►
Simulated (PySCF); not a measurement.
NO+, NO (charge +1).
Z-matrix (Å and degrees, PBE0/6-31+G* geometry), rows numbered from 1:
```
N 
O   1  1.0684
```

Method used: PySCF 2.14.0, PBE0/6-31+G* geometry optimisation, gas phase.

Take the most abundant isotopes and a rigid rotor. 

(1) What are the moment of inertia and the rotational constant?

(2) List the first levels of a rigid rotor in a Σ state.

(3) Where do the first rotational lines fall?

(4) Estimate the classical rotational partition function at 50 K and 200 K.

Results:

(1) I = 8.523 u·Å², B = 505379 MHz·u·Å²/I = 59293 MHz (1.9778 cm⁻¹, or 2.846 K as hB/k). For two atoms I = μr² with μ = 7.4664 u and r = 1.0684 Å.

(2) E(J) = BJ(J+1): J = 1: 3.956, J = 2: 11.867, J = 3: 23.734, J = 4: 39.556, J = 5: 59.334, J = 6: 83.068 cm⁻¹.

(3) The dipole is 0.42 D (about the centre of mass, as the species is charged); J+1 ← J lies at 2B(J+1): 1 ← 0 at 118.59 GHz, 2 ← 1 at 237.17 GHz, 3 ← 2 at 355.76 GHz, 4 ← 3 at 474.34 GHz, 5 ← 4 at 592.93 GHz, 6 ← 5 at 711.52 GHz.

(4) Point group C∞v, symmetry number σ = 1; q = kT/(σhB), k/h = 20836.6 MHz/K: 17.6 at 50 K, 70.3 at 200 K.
◄

The full material has to be written out again exactly as shown.

Simulated (PySCF); not a measurement.
NO+, NO (charge +1).
Z-matrix (Å and degrees, PBE0/6-31+G* geometry), rows numbered from 1:
```
N 
O   1  1.0684
```

Method used: PySCF 2.14.0, PBE0/6-31+G* geometry optimisation, gas phase.

Take the most abundant isotopes and a rigid rotor. 

(1) What are the moment of inertia and the rotational constant?

(2) List the first levels of a rigid rotor in a Σ state.

(3) Where do the first rotational lines fall?

(4) Estimate the classical rotational partition function at 50 K and 200 K.

Results:

(1) I = 8.523 u·Å², B = 505379 MHz·u·Å²/I = 59293 MHz (1.9778 cm⁻¹, or 2.846 K as hB/k). For two atoms I = μr² with μ = 7.4664 u and r = 1.0684 Å.

(2) E(J) = BJ(J+1): J = 1: 3.956, J = 2: 11.867, J = 3: 23.734, J = 4: 39.556, J = 5: 59.334, J = 6: 83.068 cm⁻¹.

(3) The dipole is 0.42 D (about the centre of mass, as the species is charged); J+1 ← J lies at 2B(J+1): 1 ← 0 at 118.59 GHz, 2 ← 1 at 237.17 GHz, 3 ← 2 at 355.76 GHz, 4 ← 3 at 474.34 GHz, 5 ← 4 at 592.93 GHz, 6 ← 5 at 711.52 GHz.

(4) Point group C∞v, symmetry number σ = 1; q = kT/(σhB), k/h = 20836.6 MHz/K: 17.6 at 50 K, 70.3 at 200 K.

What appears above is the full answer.